***** DATA EXTRACTS

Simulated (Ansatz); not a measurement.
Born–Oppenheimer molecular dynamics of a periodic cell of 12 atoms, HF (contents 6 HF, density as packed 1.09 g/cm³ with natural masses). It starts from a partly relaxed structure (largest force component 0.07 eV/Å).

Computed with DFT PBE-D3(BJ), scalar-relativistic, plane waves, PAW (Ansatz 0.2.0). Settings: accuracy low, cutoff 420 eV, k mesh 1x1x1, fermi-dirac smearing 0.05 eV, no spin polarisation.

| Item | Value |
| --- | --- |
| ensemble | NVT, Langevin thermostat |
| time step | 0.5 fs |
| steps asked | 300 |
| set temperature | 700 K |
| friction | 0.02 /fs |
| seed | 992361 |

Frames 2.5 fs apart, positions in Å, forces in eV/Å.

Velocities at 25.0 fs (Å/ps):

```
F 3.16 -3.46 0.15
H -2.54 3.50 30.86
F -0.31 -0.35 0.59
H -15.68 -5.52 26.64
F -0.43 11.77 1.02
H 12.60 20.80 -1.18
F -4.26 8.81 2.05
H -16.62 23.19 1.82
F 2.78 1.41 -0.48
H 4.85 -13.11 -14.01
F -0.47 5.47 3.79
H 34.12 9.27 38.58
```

**********

= REQUIREMENT =
Beginning at the first line of the records, give again each line exactly as written, ending with the line that contains "Born–Oppenheimer molecular dynamics".

= EXERCISE RESULT =
Simulated (Ansatz); not a measurement.
Born–Oppenheimer molecular dynamics of a periodic cell of 12 atoms, HF (contents 6 HF, density as packed 1.09 g/cm³ with natural masses). It starts from a partly relaxed structure (largest force component 0.07 eV/Å).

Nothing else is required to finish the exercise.